• _Data provided_:
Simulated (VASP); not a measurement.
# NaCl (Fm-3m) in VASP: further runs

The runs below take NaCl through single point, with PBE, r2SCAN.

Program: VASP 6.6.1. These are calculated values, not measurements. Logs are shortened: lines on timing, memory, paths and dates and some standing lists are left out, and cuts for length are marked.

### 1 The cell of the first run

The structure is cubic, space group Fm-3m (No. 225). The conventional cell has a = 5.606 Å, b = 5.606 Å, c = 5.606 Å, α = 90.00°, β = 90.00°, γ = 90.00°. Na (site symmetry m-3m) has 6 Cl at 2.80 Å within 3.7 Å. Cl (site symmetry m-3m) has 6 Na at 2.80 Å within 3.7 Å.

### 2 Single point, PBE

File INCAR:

• _Brief_:
The records above are to be given again in full, word for word.

• _Response_:
Simulated (VASP); not a measurement.
# NaCl (Fm-3m) in VASP: further runs

The runs below take NaCl through single point, with PBE, r2SCAN.

Program: VASP 6.6.1. These are calculated values, not measurements. Logs are shortened: lines on timing, memory, paths and dates and some standing lists are left out, and cuts for length are marked.

### 1 The cell of the first run

The structure is cubic, space group Fm-3m (No. 225). The conventional cell has a = 5.606 Å, b = 5.606 Å, c = 5.606 Å, α = 90.00°, β = 90.00°, γ = 90.00°. Na (site symmetry m-3m) has 6 Cl at 2.80 Å within 3.7 Å. Cl (site symmetry m-3m) has 6 Na at 2.80 Å within 3.7 Å.

### 2 Single point, PBE

File INCAR:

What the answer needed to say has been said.